* Work request
Extract the complete data exactly as given.

_ _ _ _ _ _ _
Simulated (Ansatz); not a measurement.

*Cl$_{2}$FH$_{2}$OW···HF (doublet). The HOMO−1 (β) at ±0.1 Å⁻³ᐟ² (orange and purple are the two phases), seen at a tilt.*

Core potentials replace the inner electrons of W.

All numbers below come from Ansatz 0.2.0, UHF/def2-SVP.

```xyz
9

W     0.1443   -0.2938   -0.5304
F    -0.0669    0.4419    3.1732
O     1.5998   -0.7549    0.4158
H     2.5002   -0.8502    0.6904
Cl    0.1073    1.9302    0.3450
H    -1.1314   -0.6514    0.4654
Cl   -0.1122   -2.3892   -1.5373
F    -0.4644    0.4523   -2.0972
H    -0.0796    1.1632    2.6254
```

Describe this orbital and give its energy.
_ _ _ _ _ _ _

* Answer area
Simulated (Ansatz); not a measurement.

*Cl$_{2}$FH$_{2}$OW···HF (doublet). The HOMO−1 (β) at ±0.1 Å⁻³ᐟ² (orange and purple are the two phases), seen at a tilt.*

Core potentials replace the inner electrons of W.

All numbers below come from Ansatz 0.2.0, UHF/def2-SVP.

```xyz
9

W     0.1443   -0.2938   -0.5304
F    -0.0669    0.4419    3.1732
O     1.5998   -0.7549    0.4158
H     2.5002   -0.8502    0.6904
Cl    0.1073    1.9302    0.3450
H    -1.1314   -0.6514    0.4654
Cl   -0.1122   -2.3892   -1.5373
F    -0.4644    0.4523   -2.0972
H    -0.0796    1.1632    2.6254
```

Describe this orbital and give its energy.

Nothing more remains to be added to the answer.